ASSIGNMENT:
Extract, unchanged, every line from the top of the material below through the line with "-1.61 | -0.94 |", and no more.

▬▬▬▬▬▬
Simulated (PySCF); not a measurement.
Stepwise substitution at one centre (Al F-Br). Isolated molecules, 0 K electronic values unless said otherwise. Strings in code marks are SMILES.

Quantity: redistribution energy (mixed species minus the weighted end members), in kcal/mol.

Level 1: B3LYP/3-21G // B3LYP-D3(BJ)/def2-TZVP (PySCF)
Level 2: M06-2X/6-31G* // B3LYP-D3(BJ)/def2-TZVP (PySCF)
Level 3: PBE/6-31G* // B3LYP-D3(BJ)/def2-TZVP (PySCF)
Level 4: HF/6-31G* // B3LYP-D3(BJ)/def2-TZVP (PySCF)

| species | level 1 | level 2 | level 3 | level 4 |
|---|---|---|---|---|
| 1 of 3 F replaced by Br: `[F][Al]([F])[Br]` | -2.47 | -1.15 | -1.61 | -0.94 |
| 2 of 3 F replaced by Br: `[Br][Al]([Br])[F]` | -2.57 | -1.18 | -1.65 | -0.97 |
▬▬▬▬▬▬

RESPONSE AREA:
Simulated (PySCF); not a measurement.
Stepwise substitution at one centre (Al F-Br). Isolated molecules, 0 K electronic values unless said otherwise. Strings in code marks are SMILES.

Quantity: redistribution energy (mixed species minus the weighted end members), in kcal/mol.

Level 1: B3LYP/3-21G // B3LYP-D3(BJ)/def2-TZVP (PySCF)
Level 2: M06-2X/6-31G* // B3LYP-D3(BJ)/def2-TZVP (PySCF)
Level 3: PBE/6-31G* // B3LYP-D3(BJ)/def2-TZVP (PySCF)
Level 4: HF/6-31G* // B3LYP-D3(BJ)/def2-TZVP (PySCF)

| species | level 1 | level 2 | level 3 | level 4 |
|---|---|---|---|---|
| 1 of 3 F replaced by Br: `[F][Al]([F])[Br]` | -2.47 | -1.15 | -1.61 | -0.94 |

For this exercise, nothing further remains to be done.